**WORK INSTRUCTION:** Are you able to retype all the records below exactly?

**INFORMATION SHOWN:**
..........

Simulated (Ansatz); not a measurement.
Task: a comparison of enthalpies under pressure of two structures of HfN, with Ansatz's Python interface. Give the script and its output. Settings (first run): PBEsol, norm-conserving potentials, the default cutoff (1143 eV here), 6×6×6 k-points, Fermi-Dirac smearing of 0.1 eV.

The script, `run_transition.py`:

..........

**EXERCISE ANSWER:**
Simulated (Ansatz); not a measurement.
Task: a comparison of enthalpies under pressure of two structures of HfN, with Ansatz's Python interface. Give the script and its output. Settings (first run): PBEsol, norm-conserving potentials, the default cutoff (1143 eV here), 6×6×6 k-points, Fermi-Dirac smearing of 0.1 eV.

The script, `run_transition.py`:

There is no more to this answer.